[ACTION ITEM]: Below is a set of records. Please retype every one exactly.

[DATASET EXCERPTS]:
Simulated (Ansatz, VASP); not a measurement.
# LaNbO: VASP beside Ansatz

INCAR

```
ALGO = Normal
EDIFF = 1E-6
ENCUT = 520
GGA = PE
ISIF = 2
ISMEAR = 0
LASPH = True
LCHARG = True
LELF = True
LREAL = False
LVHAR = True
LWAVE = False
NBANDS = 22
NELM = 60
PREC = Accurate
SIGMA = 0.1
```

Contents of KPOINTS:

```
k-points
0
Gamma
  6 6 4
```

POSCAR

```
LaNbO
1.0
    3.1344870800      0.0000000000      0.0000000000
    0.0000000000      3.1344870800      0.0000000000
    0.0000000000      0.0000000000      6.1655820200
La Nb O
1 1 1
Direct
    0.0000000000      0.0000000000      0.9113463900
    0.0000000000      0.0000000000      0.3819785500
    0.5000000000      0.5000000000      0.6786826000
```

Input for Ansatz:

[WRITTEN RESPONSE]:
Simulated (Ansatz, VASP); not a measurement.
# LaNbO: VASP beside Ansatz

INCAR

```
ALGO = Normal
EDIFF = 1E-6
ENCUT = 520
GGA = PE
ISIF = 2
ISMEAR = 0
LASPH = True
LCHARG = True
LELF = True
LREAL = False
LVHAR = True
LWAVE = False
NBANDS = 22
NELM = 60
PREC = Accurate
SIGMA = 0.1
```

Contents of KPOINTS:

```
k-points
0
Gamma
  6 6 4
```

POSCAR

```
LaNbO
1.0
    3.1344870800      0.0000000000      0.0000000000
    0.0000000000      3.1344870800      0.0000000000
    0.0000000000      0.0000000000      6.1655820200
La Nb O
1 1 1
Direct
    0.0000000000      0.0000000000      0.9113463900
    0.0000000000      0.0000000000      0.3819785500
    0.5000000000      0.5000000000      0.6786826000
```

Input for Ansatz:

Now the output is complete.